Assigned task | Please write out all of the records below exactly as they appear.

Extracted entries Block Start

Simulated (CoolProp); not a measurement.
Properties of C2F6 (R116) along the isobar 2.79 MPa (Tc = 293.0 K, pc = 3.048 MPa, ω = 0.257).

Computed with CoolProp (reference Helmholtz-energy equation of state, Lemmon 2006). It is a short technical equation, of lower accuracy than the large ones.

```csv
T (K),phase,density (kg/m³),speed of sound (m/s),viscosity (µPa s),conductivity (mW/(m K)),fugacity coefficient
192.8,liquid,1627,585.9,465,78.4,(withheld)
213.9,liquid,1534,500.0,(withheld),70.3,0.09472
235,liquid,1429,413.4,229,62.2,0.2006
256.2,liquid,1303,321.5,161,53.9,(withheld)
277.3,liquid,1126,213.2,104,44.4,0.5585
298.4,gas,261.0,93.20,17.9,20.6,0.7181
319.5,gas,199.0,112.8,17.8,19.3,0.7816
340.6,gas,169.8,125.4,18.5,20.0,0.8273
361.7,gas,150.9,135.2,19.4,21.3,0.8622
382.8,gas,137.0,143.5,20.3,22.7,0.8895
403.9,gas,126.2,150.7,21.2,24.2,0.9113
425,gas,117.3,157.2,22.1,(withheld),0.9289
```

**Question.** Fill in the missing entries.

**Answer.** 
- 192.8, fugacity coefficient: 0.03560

Extracted entries Block End

Your solution |
Simulated (CoolProp); not a measurement.
Properties of C2F6 (R116) along the isobar 2.79 MPa (Tc = 293.0 K, pc = 3.048 MPa, ω = 0.257).

Computed with CoolProp (reference Helmholtz-energy equation of state, Lemmon 2006). It is a short technical equation, of lower accuracy than the large ones.

```csv
T (K),phase,density (kg/m³),speed of sound (m/s),viscosity (µPa s),conductivity (mW/(m K)),fugacity coefficient
192.8,liquid,1627,585.9,465,78.4,(withheld)
213.9,liquid,1534,500.0,(withheld),70.3,0.09472
235,liquid,1429,413.4,229,62.2,0.2006
256.2,liquid,1303,321.5,161,53.9,(withheld)
277.3,liquid,1126,213.2,104,44.4,0.5585
298.4,gas,261.0,93.20,17.9,20.6,0.7181
319.5,gas,199.0,112.8,17.8,19.3,0.7816
340.6,gas,169.8,125.4,18.5,20.0,0.8273
361.7,gas,150.9,135.2,19.4,21.3,0.8622
382.8,gas,137.0,143.5,20.3,22.7,0.8895
403.9,gas,126.2,150.7,21.2,24.2,0.9113
425,gas,117.3,157.2,22.1,(withheld),0.9289
```

**Question.** Fill in the missing entries.

**Answer.** 
- 192.8, fugacity coefficient: 0.03560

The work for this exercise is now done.